* **Records provided**
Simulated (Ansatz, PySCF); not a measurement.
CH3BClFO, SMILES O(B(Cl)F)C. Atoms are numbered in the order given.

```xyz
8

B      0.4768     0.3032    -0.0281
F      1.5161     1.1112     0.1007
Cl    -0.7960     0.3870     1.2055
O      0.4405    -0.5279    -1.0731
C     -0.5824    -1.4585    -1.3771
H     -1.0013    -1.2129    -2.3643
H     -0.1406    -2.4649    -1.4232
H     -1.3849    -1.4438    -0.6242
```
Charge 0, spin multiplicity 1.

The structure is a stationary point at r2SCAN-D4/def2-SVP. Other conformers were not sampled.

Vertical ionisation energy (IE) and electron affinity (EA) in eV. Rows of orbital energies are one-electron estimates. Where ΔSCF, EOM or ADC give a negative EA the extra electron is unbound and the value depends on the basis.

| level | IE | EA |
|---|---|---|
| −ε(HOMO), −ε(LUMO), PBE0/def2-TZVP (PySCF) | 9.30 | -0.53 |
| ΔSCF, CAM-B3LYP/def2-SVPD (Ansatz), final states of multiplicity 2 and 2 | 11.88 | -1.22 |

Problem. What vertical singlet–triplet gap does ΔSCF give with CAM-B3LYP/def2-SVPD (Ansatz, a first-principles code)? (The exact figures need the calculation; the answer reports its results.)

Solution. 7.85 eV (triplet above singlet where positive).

* **Work order**
Above are the entries; repeat their lines exactly, from the first through the one that contains "Problem. What vertical".

* **Exercise response**
Simulated (Ansatz, PySCF); not a measurement.
CH3BClFO, SMILES O(B(Cl)F)C. Atoms are numbered in the order given.

```xyz
8

B      0.4768     0.3032    -0.0281
F      1.5161     1.1112     0.1007
Cl    -0.7960     0.3870     1.2055
O      0.4405    -0.5279    -1.0731
C     -0.5824    -1.4585    -1.3771
H     -1.0013    -1.2129    -2.3643
H     -0.1406    -2.4649    -1.4232
H     -1.3849    -1.4438    -0.6242
```
Charge 0, spin multiplicity 1.

The structure is a stationary point at r2SCAN-D4/def2-SVP. Other conformers were not sampled.

Vertical ionisation energy (IE) and electron affinity (EA) in eV. Rows of orbital energies are one-electron estimates. Where ΔSCF, EOM or ADC give a negative EA the extra electron is unbound and the value depends on the basis.

| level | IE | EA |
|---|---|---|
| −ε(HOMO), −ε(LUMO), PBE0/def2-TZVP (PySCF) | 9.30 | -0.53 |
| ΔSCF, CAM-B3LYP/def2-SVPD (Ansatz), final states of multiplicity 2 and 2 | 11.88 | -1.22 |

Problem. What vertical singlet–triplet gap does ΔSCF give with CAM-B3LYP/def2-SVPD (Ansatz, a first-principles code)? (The exact figures need the calculation; the answer reports its results.)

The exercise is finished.